### Activity
Your answer should be an exact copy of every record.

§

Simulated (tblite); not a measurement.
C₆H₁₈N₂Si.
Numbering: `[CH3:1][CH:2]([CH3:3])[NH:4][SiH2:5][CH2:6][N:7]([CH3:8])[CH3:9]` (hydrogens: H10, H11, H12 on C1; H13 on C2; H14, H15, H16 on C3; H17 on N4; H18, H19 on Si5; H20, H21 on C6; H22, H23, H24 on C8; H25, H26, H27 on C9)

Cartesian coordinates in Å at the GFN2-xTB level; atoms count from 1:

§

### Exercise output
Simulated (tblite); not a measurement.
C₆H₁₈N₂Si.
Numbering: `[CH3:1][CH:2]([CH3:3])[NH:4][SiH2:5][CH2:6][N:7]([CH3:8])[CH3:9]` (hydrogens: H10, H11, H12 on C1; H13 on C2; H14, H15, H16 on C3; H17 on N4; H18, H19 on Si5; H20, H21 on C6; H22, H23, H24 on C8; H25, H26, H27 on C9)

Cartesian coordinates in Å at the GFN2-xTB level; atoms count from 1:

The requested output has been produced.